::::::::
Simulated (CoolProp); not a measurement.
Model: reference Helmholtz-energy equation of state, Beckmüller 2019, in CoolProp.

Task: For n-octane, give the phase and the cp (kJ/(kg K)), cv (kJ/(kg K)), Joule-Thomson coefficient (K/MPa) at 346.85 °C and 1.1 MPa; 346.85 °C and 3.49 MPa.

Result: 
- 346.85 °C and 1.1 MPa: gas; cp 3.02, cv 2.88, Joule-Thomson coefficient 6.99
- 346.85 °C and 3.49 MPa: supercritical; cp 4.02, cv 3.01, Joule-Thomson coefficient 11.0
::::::::

Brief:
Lines from the top of the entries above to the line that contains "- 346.85 °C and 1.1" should be set down exactly, please, with both ends kept and nothing added.

Your response:
Simulated (CoolProp); not a measurement.
Model: reference Helmholtz-energy equation of state, Beckmüller 2019, in CoolProp.

Task: For n-octane, give the phase and the cp (kJ/(kg K)), cv (kJ/(kg K)), Joule-Thomson coefficient (K/MPa) at 346.85 °C and 1.1 MPa; 346.85 °C and 3.49 MPa.

Result: 
- 346.85 °C and 1.1 MPa: gas; cp 3.02, cv 2.88, Joule-Thomson coefficient 6.99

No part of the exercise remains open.